## Work item
What you write should be an exact copy of the material, from its first line through the line containing "0.98 | 87.63 |".

Top of Listed records
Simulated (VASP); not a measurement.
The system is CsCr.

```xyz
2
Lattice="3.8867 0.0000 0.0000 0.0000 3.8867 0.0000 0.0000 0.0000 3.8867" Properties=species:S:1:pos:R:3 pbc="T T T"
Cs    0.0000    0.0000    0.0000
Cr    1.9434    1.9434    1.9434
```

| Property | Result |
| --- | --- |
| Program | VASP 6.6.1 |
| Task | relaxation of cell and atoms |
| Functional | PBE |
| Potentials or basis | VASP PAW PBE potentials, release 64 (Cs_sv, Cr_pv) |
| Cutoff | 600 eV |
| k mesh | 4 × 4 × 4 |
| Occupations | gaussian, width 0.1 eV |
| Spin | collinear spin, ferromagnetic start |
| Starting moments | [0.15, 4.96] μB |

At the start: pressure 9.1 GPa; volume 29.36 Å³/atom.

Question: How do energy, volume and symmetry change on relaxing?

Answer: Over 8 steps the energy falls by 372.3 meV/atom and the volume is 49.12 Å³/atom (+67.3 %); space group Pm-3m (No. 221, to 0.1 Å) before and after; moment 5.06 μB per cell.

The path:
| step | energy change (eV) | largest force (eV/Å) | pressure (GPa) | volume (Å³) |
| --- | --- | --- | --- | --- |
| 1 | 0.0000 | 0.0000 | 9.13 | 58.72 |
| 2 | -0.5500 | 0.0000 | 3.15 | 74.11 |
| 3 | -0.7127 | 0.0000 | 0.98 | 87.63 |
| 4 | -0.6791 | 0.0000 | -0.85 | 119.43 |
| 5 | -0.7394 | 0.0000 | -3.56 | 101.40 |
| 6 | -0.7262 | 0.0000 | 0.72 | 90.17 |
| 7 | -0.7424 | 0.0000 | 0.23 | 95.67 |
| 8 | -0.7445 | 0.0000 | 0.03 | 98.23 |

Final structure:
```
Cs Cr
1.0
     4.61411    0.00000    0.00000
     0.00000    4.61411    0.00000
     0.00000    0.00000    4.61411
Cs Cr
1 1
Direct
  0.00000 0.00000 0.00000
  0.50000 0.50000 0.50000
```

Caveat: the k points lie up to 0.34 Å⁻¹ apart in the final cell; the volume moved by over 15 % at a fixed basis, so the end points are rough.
Bottom of Listed records

## Result
Simulated (VASP); not a measurement.
The system is CsCr.

```xyz
2
Lattice="3.8867 0.0000 0.0000 0.0000 3.8867 0.0000 0.0000 0.0000 3.8867" Properties=species:S:1:pos:R:3 pbc="T T T"
Cs    0.0000    0.0000    0.0000
Cr    1.9434    1.9434    1.9434
```

| Property | Result |
| --- | --- |
| Program | VASP 6.6.1 |
| Task | relaxation of cell and atoms |
| Functional | PBE |
| Potentials or basis | VASP PAW PBE potentials, release 64 (Cs_sv, Cr_pv) |
| Cutoff | 600 eV |
| k mesh | 4 × 4 × 4 |
| Occupations | gaussian, width 0.1 eV |
| Spin | collinear spin, ferromagnetic start |
| Starting moments | [0.15, 4.96] μB |

At the start: pressure 9.1 GPa; volume 29.36 Å³/atom.

Question: How do energy, volume and symmetry change on relaxing?

Answer: Over 8 steps the energy falls by 372.3 meV/atom and the volume is 49.12 Å³/atom (+67.3 %); space group Pm-3m (No. 221, to 0.1 Å) before and after; moment 5.06 μB per cell.

The path:
| step | energy change (eV) | largest force (eV/Å) | pressure (GPa) | volume (Å³) |
| --- | --- | --- | --- | --- |
| 1 | 0.0000 | 0.0000 | 9.13 | 58.72 |
| 2 | -0.5500 | 0.0000 | 3.15 | 74.11 |
| 3 | -0.7127 | 0.0000 | 0.98 | 87.63 |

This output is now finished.